· · · · ·

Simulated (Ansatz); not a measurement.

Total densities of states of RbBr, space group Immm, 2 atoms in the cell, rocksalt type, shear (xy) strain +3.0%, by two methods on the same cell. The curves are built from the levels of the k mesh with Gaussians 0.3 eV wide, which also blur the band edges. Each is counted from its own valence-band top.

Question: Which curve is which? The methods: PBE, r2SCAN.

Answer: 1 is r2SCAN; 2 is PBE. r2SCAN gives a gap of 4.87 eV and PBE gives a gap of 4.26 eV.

· · · · ·

## ASSIGNED TASK
The answer must be an exact transcription of every record above.

## ANSWER BOX
Simulated (Ansatz); not a measurement.

Total densities of states of RbBr, space group Immm, 2 atoms in the cell, rocksalt type, shear (xy) strain +3.0%, by two methods on the same cell. The curves are built from the levels of the k mesh with Gaussians 0.3 eV wide, which also blur the band edges. Each is counted from its own valence-band top.

Question: Which curve is which? The methods: PBE, r2SCAN.

Answer: 1 is r2SCAN; 2 is PBE. r2SCAN gives a gap of 4.87 eV and PBE gives a gap of 4.26 eV.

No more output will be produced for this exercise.